Write out the data below in full, please. Keep every character as given.

*** Begin section ***
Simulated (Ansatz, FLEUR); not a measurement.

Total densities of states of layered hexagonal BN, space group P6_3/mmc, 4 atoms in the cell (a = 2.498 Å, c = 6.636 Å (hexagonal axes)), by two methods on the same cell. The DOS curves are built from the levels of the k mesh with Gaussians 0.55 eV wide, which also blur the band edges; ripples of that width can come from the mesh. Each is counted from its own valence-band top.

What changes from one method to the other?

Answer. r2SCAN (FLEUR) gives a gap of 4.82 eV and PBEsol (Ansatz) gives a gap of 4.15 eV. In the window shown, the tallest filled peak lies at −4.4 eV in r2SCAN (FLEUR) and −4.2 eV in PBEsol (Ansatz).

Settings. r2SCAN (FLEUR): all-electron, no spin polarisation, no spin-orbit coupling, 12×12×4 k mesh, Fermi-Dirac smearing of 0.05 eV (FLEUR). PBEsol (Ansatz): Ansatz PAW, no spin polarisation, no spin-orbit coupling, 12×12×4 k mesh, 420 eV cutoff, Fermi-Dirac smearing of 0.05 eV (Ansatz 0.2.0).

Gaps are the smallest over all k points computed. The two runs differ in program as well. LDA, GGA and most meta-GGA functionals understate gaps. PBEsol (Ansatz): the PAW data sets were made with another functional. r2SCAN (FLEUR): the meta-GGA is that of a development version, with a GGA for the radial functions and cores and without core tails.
*** End section ***

Response area:
Simulated (Ansatz, FLEUR); not a measurement.

Total densities of states of layered hexagonal BN, space group P6_3/mmc, 4 atoms in the cell (a = 2.498 Å, c = 6.636 Å (hexagonal axes)), by two methods on the same cell. The DOS curves are built from the levels of the k mesh with Gaussians 0.55 eV wide, which also blur the band edges; ripples of that width can come from the mesh. Each is counted from its own valence-band top.

What changes from one method to the other?

Answer. r2SCAN (FLEUR) gives a gap of 4.82 eV and PBEsol (Ansatz) gives a gap of 4.15 eV. In the window shown, the tallest filled peak lies at −4.4 eV in r2SCAN (FLEUR) and −4.2 eV in PBEsol (Ansatz).

Settings. r2SCAN (FLEUR): all-electron, no spin polarisation, no spin-orbit coupling, 12×12×4 k mesh, Fermi-Dirac smearing of 0.05 eV (FLEUR). PBEsol (Ansatz): Ansatz PAW, no spin polarisation, no spin-orbit coupling, 12×12×4 k mesh, 420 eV cutoff, Fermi-Dirac smearing of 0.05 eV (Ansatz 0.2.0).

Gaps are the smallest over all k points computed. The two runs differ in program as well. LDA, GGA and most meta-GGA functionals understate gaps. PBEsol (Ansatz): the PAW data sets were made with another functional. r2SCAN (FLEUR): the meta-GGA is that of a development version, with a GGA for the radial functions and cores and without core tails.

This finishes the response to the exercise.